**EXERCISE**
Would you reproduce, without any alteration, the lines from the opening line of the entries through the line that has "Result: Zero (band" in it?

═════ INFORMATION SUPPLIED

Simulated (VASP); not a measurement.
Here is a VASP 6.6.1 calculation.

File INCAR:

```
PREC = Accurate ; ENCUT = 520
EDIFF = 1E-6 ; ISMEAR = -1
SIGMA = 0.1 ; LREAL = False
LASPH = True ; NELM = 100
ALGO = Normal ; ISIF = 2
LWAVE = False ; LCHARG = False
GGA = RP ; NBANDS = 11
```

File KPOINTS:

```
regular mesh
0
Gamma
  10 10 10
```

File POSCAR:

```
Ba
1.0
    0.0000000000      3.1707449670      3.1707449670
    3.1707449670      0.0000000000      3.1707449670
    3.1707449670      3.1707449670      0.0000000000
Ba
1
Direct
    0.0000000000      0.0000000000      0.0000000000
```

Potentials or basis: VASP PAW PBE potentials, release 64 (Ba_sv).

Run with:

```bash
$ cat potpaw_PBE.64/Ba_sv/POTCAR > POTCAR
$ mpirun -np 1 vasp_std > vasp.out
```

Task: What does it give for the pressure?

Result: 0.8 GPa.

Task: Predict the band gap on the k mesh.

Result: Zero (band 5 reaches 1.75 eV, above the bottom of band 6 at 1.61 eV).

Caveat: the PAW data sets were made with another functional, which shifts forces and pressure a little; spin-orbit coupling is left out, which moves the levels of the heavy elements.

══════════

**YOUR RESPONSE**
Simulated (VASP); not a measurement.
Here is a VASP 6.6.1 calculation.

File INCAR:

```
PREC = Accurate ; ENCUT = 520
EDIFF = 1E-6 ; ISMEAR = -1
SIGMA = 0.1 ; LREAL = False
LASPH = True ; NELM = 100
ALGO = Normal ; ISIF = 2
LWAVE = False ; LCHARG = False
GGA = RP ; NBANDS = 11
```

File KPOINTS:

```
regular mesh
0
Gamma
  10 10 10
```

File POSCAR:

```
Ba
1.0
    0.0000000000      3.1707449670      3.1707449670
    3.1707449670      0.0000000000      3.1707449670
    3.1707449670      3.1707449670      0.0000000000
Ba
1
Direct
    0.0000000000      0.0000000000      0.0000000000
```

Potentials or basis: VASP PAW PBE potentials, release 64 (Ba_sv).

Run with:

```bash
$ cat potpaw_PBE.64/Ba_sv/POTCAR > POTCAR
$ mpirun -np 1 vasp_std > vasp.out
```

Task: What does it give for the pressure?

Result: 0.8 GPa.

Task: Predict the band gap on the k mesh.

Result: Zero (band 5 reaches 1.75 eV, above the bottom of band 6 at 1.61 eV).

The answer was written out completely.